# DATA FOR REVIEW
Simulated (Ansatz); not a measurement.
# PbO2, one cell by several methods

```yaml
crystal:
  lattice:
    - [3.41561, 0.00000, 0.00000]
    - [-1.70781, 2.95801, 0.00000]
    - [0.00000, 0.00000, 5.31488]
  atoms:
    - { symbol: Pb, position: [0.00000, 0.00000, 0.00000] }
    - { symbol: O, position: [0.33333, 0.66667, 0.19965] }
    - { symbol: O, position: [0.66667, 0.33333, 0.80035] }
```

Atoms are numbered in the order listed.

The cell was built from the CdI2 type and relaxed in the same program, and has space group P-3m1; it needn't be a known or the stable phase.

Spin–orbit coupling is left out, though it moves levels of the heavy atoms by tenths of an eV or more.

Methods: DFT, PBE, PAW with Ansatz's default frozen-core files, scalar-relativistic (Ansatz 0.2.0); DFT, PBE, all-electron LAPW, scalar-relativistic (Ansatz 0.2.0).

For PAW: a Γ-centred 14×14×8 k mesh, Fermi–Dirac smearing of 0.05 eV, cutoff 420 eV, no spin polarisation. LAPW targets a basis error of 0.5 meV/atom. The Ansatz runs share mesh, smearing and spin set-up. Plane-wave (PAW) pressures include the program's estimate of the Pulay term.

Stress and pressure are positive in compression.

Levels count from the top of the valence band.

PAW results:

# WORK ITEM
The response must hold only the lines above from the line with "Atoms are numbered in the order listed." through the line with "Levels count from", each copied exactly, both ends kept.

# ANSWER SECTION
Atoms are numbered in the order listed.

The cell was built from the CdI2 type and relaxed in the same program, and has space group P-3m1; it needn't be a known or the stable phase.

Spin–orbit coupling is left out, though it moves levels of the heavy atoms by tenths of an eV or more.

Methods: DFT, PBE, PAW with Ansatz's default frozen-core files, scalar-relativistic (Ansatz 0.2.0); DFT, PBE, all-electron LAPW, scalar-relativistic (Ansatz 0.2.0).

For PAW: a Γ-centred 14×14×8 k mesh, Fermi–Dirac smearing of 0.05 eV, cutoff 420 eV, no spin polarisation. LAPW targets a basis error of 0.5 meV/atom. The Ansatz runs share mesh, smearing and spin set-up. Plane-wave (PAW) pressures include the program's estimate of the Pulay term.

Stress and pressure are positive in compression.

Levels count from the top of the valence band.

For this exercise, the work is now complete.